════════

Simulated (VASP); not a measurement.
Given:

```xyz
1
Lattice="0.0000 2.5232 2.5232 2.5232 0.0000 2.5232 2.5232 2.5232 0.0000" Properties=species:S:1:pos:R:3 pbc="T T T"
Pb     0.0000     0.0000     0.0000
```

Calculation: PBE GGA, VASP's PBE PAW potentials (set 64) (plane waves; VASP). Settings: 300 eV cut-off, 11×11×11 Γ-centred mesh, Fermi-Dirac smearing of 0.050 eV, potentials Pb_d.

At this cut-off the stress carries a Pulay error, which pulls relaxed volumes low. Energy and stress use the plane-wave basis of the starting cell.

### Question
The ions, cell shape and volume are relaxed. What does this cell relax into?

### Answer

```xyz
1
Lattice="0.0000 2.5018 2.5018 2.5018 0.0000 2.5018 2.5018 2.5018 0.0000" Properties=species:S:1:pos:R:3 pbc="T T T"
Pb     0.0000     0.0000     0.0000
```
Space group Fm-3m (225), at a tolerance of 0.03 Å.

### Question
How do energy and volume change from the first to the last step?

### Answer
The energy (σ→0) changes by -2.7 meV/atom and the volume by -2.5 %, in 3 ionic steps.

════════

◆ Assignment: Retype each entry exactly, leaving none of them out.

◆ Exercise answer:
Simulated (VASP); not a measurement.
Given:

```xyz
1
Lattice="0.0000 2.5232 2.5232 2.5232 0.0000 2.5232 2.5232 2.5232 0.0000" Properties=species:S:1:pos:R:3 pbc="T T T"
Pb     0.0000     0.0000     0.0000
```

Calculation: PBE GGA, VASP's PBE PAW potentials (set 64) (plane waves; VASP). Settings: 300 eV cut-off, 11×11×11 Γ-centred mesh, Fermi-Dirac smearing of 0.050 eV, potentials Pb_d.

At this cut-off the stress carries a Pulay error, which pulls relaxed volumes low. Energy and stress use the plane-wave basis of the starting cell.

### Question
The ions, cell shape and volume are relaxed. What does this cell relax into?

### Answer

```xyz
1
Lattice="0.0000 2.5018 2.5018 2.5018 0.0000 2.5018 2.5018 2.5018 0.0000" Properties=species:S:1:pos:R:3 pbc="T T T"
Pb     0.0000     0.0000     0.0000
```
Space group Fm-3m (225), at a tolerance of 0.03 Å.

### Question
How do energy and volume change from the first to the last step?

### Answer
The energy (σ→0) changes by -2.7 meV/atom and the volume by -2.5 %, in 3 ionic steps.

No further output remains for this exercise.